::::

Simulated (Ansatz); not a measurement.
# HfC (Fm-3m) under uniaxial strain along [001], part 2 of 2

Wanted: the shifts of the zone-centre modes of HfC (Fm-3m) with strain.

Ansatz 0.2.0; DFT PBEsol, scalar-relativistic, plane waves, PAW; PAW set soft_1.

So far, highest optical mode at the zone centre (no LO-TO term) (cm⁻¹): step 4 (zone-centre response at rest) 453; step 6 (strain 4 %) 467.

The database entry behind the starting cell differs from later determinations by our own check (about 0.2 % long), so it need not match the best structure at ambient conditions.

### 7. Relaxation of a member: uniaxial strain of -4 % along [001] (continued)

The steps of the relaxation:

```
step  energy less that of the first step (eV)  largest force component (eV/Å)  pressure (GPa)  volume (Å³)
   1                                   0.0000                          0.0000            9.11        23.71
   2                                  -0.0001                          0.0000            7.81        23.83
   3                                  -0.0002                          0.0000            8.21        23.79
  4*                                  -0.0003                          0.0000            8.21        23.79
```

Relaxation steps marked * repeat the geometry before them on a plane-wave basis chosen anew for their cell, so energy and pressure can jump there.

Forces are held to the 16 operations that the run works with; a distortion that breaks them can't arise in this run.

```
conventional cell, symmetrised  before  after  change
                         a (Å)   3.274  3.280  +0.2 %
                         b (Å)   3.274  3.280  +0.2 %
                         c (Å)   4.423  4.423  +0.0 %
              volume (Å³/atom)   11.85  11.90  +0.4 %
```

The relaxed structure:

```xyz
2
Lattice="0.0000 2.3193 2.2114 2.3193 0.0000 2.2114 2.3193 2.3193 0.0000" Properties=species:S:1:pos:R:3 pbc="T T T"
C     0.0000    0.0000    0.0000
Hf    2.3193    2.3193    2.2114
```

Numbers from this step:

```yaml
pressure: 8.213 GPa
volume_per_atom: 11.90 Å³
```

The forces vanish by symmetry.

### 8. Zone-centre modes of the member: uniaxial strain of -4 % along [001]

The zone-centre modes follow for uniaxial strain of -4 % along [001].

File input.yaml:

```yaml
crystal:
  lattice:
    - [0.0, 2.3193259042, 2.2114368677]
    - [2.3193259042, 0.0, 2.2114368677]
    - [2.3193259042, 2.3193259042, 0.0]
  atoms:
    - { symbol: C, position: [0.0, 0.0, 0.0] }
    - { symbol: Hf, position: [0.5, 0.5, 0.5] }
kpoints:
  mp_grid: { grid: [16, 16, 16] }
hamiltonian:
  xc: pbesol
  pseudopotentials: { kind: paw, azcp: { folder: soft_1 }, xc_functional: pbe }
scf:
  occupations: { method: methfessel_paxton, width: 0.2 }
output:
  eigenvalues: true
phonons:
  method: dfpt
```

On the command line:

::::

■ **Exercise**:
Give the exact lines, and only those, from the line containing "# HfC (Fm-3m)" through the line containing "Ansatz 0.2.0; DFT" in the entries above.

■ **Task solution**:
# HfC (Fm-3m) under uniaxial strain along [001], part 2 of 2

Wanted: the shifts of the zone-centre modes of HfC (Fm-3m) with strain.

Ansatz 0.2.0; DFT PBEsol, scalar-relativistic, plane waves, PAW; PAW set soft_1.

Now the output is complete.